» **Dataset content**
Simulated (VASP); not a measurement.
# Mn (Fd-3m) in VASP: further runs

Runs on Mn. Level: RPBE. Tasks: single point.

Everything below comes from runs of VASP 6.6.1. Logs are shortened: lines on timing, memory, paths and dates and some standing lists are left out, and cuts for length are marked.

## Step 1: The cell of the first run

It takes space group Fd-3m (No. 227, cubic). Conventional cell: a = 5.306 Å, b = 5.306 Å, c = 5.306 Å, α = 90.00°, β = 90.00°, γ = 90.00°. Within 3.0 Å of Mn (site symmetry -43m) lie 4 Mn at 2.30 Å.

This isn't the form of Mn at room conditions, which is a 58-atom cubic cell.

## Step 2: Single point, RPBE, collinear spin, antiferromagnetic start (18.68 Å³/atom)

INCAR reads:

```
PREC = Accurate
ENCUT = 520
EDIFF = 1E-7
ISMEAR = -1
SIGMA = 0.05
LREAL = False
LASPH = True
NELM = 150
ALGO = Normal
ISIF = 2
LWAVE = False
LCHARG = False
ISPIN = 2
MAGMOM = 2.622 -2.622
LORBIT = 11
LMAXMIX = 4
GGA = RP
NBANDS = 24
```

» **Work order**
The material above should be retyped in full, exactly as given.

» **Task result**
Simulated (VASP); not a measurement.
# Mn (Fd-3m) in VASP: further runs

Runs on Mn. Level: RPBE. Tasks: single point.

Everything below comes from runs of VASP 6.6.1. Logs are shortened: lines on timing, memory, paths and dates and some standing lists are left out, and cuts for length are marked.

## Step 1: The cell of the first run

It takes space group Fd-3m (No. 227, cubic). Conventional cell: a = 5.306 Å, b = 5.306 Å, c = 5.306 Å, α = 90.00°, β = 90.00°, γ = 90.00°. Within 3.0 Å of Mn (site symmetry -43m) lie 4 Mn at 2.30 Å.

This isn't the form of Mn at room conditions, which is a 58-atom cubic cell.

## Step 2: Single point, RPBE, collinear spin, antiferromagnetic start (18.68 Å³/atom)

INCAR reads:

```
PREC = Accurate
ENCUT = 520
EDIFF = 1E-7
ISMEAR = -1
SIGMA = 0.05
LREAL = False
LASPH = True
NELM = 150
ALGO = Normal
ISIF = 2
LWAVE = False
LCHARG = False
ISPIN = 2
MAGMOM = 2.622 -2.622
LORBIT = 11
LMAXMIX = 4
GGA = RP
NBANDS = 24
```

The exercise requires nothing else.